Required action: Copy all of the data that follows without altering a word.

Study material:
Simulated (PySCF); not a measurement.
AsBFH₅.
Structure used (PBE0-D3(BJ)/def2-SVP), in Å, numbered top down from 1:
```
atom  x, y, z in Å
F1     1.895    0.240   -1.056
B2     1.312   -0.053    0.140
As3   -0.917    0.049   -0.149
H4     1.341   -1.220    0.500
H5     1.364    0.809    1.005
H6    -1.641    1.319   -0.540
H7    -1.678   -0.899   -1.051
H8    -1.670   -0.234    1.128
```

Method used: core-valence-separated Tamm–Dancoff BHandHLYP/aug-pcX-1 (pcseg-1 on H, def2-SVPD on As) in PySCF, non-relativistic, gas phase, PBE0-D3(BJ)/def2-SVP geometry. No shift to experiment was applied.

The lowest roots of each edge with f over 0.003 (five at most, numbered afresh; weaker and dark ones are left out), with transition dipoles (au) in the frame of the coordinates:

Written answer:
Simulated (PySCF); not a measurement.
AsBFH₅.
Structure used (PBE0-D3(BJ)/def2-SVP), in Å, numbered top down from 1:
```
atom  x, y, z in Å
F1     1.895    0.240   -1.056
B2     1.312   -0.053    0.140
As3   -0.917    0.049   -0.149
H4     1.341   -1.220    0.500
H5     1.364    0.809    1.005
H6    -1.641    1.319   -0.540
H7    -1.678   -0.899   -1.051
H8    -1.670   -0.234    1.128
```

Method used: core-valence-separated Tamm–Dancoff BHandHLYP/aug-pcX-1 (pcseg-1 on H, def2-SVPD on As) in PySCF, non-relativistic, gas phase, PBE0-D3(BJ)/def2-SVP geometry. No shift to experiment was applied.

The lowest roots of each edge with f over 0.003 (five at most, numbered afresh; weaker and dark ones are left out), with transition dipoles (au) in the frame of the coordinates:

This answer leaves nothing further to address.